> **Exercise**: Each line from the beginning of the data below through the line containing "Run this with" should be repeated exactly, please.

/---

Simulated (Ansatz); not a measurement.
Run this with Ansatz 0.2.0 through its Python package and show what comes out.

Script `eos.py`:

\---

> **Answer box**:
Simulated (Ansatz); not a measurement.
Run this with Ansatz 0.2.0 through its Python package and show what comes out.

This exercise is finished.